--- Recorded information Enclosed Below ---

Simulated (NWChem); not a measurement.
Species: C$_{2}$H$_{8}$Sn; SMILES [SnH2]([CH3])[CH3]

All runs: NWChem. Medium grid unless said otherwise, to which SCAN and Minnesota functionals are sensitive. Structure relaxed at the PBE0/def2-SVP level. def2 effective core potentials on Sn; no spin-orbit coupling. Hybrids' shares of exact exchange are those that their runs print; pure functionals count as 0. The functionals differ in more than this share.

--- End of Enclosed Recorded information ---

Required action: The whole listing above is to be copied exactly.

Exercise output:
Simulated (NWChem); not a measurement.
Species: C$_{2}$H$_{8}$Sn; SMILES [SnH2]([CH3])[CH3]

All runs: NWChem. Medium grid unless said otherwise, to which SCAN and Minnesota functionals are sensitive. Structure relaxed at the PBE0/def2-SVP level. def2 effective core potentials on Sn; no spin-orbit coupling. Hybrids' shares of exact exchange are those that their runs print; pure functionals count as 0. The functionals differ in more than this share.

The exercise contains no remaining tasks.